• _WORK ORDER_
With the line that contains "The structure of" as the final line, return every line from the start of the data below exactly.

============================================================

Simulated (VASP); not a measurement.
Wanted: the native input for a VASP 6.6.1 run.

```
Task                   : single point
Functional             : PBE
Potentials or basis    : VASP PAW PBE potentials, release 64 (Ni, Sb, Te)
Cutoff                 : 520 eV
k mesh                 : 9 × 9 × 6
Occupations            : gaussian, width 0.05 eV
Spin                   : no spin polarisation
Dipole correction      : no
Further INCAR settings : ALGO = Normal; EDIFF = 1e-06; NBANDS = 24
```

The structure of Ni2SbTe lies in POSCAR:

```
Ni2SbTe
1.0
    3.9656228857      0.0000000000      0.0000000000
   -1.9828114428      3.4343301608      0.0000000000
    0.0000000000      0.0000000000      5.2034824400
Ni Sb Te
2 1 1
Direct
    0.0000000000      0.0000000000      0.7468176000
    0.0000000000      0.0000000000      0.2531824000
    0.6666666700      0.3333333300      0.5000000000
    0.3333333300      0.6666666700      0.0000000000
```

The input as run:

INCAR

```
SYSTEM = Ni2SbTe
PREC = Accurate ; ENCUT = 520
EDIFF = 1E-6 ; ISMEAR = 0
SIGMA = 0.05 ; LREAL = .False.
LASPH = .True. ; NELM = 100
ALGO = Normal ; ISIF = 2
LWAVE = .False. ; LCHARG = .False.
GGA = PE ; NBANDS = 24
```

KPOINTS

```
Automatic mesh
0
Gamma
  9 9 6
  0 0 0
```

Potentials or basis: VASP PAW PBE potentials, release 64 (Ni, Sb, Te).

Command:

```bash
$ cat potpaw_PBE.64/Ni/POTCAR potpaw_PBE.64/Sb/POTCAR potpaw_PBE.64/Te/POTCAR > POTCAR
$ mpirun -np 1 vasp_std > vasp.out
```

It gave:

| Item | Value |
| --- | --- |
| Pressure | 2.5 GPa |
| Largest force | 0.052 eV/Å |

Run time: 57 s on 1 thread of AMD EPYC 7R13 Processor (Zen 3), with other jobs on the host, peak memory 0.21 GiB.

============================================================

• _ANSWER SECTION_
Simulated (VASP); not a measurement.
Wanted: the native input for a VASP 6.6.1 run.

```
Task                   : single point
Functional             : PBE
Potentials or basis    : VASP PAW PBE potentials, release 64 (Ni, Sb, Te)
Cutoff                 : 520 eV
k mesh                 : 9 × 9 × 6
Occupations            : gaussian, width 0.05 eV
Spin                   : no spin polarisation
Dipole correction      : no
Further INCAR settings : ALGO = Normal; EDIFF = 1e-06; NBANDS = 24
```

The structure of Ni2SbTe lies in POSCAR:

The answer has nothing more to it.